☆ ☆ ☆ ☆ ☆
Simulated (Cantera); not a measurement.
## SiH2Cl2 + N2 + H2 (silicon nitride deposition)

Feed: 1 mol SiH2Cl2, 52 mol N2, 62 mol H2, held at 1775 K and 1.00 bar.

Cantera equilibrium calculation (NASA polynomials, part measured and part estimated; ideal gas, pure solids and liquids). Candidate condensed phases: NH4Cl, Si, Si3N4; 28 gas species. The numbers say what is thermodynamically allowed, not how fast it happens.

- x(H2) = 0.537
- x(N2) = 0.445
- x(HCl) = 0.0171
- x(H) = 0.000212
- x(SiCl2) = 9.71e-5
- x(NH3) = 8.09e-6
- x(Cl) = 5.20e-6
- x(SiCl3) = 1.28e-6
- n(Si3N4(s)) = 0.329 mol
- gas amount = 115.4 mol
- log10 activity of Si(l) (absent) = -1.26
☆ ☆ ☆ ☆ ☆

[Task item] What you return should be exactly the lines above, starting at the one with "- x(SiCl3) = 1.28e-6" and ending at the one with "- gas amount = 115.4 mol", and nothing else.

[Your solution]
- x(SiCl3) = 1.28e-6
- n(Si3N4(s)) = 0.329 mol
- gas amount = 115.4 mol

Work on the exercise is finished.